▸ **BRIEF**
Send back all of the data, word for word.

▸ **PROVIDED MATERIAL**
......
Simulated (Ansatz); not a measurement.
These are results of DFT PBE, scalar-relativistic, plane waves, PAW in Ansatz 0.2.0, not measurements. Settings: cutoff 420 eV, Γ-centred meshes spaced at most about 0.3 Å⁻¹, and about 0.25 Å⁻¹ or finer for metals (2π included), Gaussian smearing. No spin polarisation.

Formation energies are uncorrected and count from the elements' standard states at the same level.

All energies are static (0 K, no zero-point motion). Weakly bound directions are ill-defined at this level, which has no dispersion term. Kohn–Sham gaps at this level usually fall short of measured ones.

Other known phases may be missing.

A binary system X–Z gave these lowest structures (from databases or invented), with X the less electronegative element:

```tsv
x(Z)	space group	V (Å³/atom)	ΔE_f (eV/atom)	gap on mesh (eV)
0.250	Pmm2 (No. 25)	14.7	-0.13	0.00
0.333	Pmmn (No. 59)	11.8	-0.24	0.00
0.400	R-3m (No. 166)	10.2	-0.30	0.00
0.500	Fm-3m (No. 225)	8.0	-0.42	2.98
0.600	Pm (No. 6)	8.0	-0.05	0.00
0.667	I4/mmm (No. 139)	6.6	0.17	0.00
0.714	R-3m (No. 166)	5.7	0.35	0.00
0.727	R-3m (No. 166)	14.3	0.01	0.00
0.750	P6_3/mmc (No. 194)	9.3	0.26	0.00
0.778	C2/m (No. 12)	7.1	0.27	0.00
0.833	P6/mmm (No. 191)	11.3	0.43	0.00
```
......

▸ **WRITTEN ANSWER**
Simulated (Ansatz); not a measurement.
These are results of DFT PBE, scalar-relativistic, plane waves, PAW in Ansatz 0.2.0, not measurements. Settings: cutoff 420 eV, Γ-centred meshes spaced at most about 0.3 Å⁻¹, and about 0.25 Å⁻¹ or finer for metals (2π included), Gaussian smearing. No spin polarisation.

Formation energies are uncorrected and count from the elements' standard states at the same level.

All energies are static (0 K, no zero-point motion). Weakly bound directions are ill-defined at this level, which has no dispersion term. Kohn–Sham gaps at this level usually fall short of measured ones.

Other known phases may be missing.

A binary system X–Z gave these lowest structures (from databases or invented), with X the less electronegative element:

```tsv
x(Z)	space group	V (Å³/atom)	ΔE_f (eV/atom)	gap on mesh (eV)
0.250	Pmm2 (No. 25)	14.7	-0.13	0.00
0.333	Pmmn (No. 59)	11.8	-0.24	0.00
0.400	R-3m (No. 166)	10.2	-0.30	0.00
0.500	Fm-3m (No. 225)	8.0	-0.42	2.98
0.600	Pm (No. 6)	8.0	-0.05	0.00
0.667	I4/mmm (No. 139)	6.6	0.17	0.00
0.714	R-3m (No. 166)	5.7	0.35	0.00
0.727	R-3m (No. 166)	14.3	0.01	0.00
0.750	P6_3/mmc (No. 194)	9.3	0.26	0.00
0.778	C2/m (No. 12)	7.1	0.27	0.00
0.833	P6/mmm (No. 191)	11.3	0.43	0.00
```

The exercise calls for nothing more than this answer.